#### Required action
Your job is to copy the data that follows exactly, every line included.

☆ ☆ ☆ ☆ ☆

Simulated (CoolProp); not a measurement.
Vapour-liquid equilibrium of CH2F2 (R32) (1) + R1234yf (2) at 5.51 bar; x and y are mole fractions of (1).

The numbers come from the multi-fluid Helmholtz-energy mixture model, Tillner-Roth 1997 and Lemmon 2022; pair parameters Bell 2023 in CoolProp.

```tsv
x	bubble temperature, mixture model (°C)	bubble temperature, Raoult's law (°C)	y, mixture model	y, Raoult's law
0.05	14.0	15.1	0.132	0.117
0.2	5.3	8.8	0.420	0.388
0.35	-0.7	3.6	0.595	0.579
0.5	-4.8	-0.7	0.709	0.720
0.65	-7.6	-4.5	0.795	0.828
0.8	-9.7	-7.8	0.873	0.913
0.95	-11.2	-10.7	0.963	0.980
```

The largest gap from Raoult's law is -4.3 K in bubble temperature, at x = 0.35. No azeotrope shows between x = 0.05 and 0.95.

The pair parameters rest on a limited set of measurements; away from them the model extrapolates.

☆ ☆ ☆ ☆ ☆

#### Written response
Simulated (CoolProp); not a measurement.
Vapour-liquid equilibrium of CH2F2 (R32) (1) + R1234yf (2) at 5.51 bar; x and y are mole fractions of (1).

The numbers come from the multi-fluid Helmholtz-energy mixture model, Tillner-Roth 1997 and Lemmon 2022; pair parameters Bell 2023 in CoolProp.

```tsv
x	bubble temperature, mixture model (°C)	bubble temperature, Raoult's law (°C)	y, mixture model	y, Raoult's law
0.05	14.0	15.1	0.132	0.117
0.2	5.3	8.8	0.420	0.388
0.35	-0.7	3.6	0.595	0.579
0.5	-4.8	-0.7	0.709	0.720
0.65	-7.6	-4.5	0.795	0.828
0.8	-9.7	-7.8	0.873	0.913
0.95	-11.2	-10.7	0.963	0.980
```

The largest gap from Raoult's law is -4.3 K in bubble temperature, at x = 0.35. No azeotrope shows between x = 0.05 and 0.95.

The pair parameters rest on a limited set of measurements; away from them the model extrapolates.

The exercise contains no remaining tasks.